Output the full listing exactly.

Content starts
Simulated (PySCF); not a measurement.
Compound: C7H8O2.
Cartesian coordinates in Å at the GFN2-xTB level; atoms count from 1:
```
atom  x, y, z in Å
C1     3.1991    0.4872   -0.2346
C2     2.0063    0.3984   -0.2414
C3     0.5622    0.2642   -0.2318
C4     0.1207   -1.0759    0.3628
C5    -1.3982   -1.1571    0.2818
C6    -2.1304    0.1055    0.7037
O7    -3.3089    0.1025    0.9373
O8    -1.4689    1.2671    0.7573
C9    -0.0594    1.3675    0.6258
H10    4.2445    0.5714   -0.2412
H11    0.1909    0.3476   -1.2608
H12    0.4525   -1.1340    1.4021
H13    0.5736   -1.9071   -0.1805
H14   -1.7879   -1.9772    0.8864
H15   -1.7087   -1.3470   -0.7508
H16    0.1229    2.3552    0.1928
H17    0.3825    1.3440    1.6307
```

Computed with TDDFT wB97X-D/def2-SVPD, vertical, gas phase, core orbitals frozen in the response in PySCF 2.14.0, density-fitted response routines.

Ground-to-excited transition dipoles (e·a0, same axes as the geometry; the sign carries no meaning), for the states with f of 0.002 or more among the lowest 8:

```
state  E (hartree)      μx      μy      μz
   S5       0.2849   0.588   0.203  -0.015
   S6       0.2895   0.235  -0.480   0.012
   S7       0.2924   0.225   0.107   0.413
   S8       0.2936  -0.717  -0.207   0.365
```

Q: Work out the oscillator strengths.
Content ends

Task answer:
Simulated (PySCF); not a measurement.
Compound: C7H8O2.
Cartesian coordinates in Å at the GFN2-xTB level; atoms count from 1:
```
atom  x, y, z in Å
C1     3.1991    0.4872   -0.2346
C2     2.0063    0.3984   -0.2414
C3     0.5622    0.2642   -0.2318
C4     0.1207   -1.0759    0.3628
C5    -1.3982   -1.1571    0.2818
C6    -2.1304    0.1055    0.7037
O7    -3.3089    0.1025    0.9373
O8    -1.4689    1.2671    0.7573
C9    -0.0594    1.3675    0.6258
H10    4.2445    0.5714   -0.2412
H11    0.1909    0.3476   -1.2608
H12    0.4525   -1.1340    1.4021
H13    0.5736   -1.9071   -0.1805
H14   -1.7879   -1.9772    0.8864
H15   -1.7087   -1.3470   -0.7508
H16    0.1229    2.3552    0.1928
H17    0.3825    1.3440    1.6307
```

Computed with TDDFT wB97X-D/def2-SVPD, vertical, gas phase, core orbitals frozen in the response in PySCF 2.14.0, density-fitted response routines.

Ground-to-excited transition dipoles (e·a0, same axes as the geometry; the sign carries no meaning), for the states with f of 0.002 or more among the lowest 8:

```
state  E (hartree)      μx      μy      μz
   S5       0.2849   0.588   0.203  -0.015
   S6       0.2895   0.235  -0.480   0.012
   S7       0.2924   0.225   0.107   0.413
   S8       0.2936  -0.717  -0.207   0.365
```

Q: Work out the oscillator strengths.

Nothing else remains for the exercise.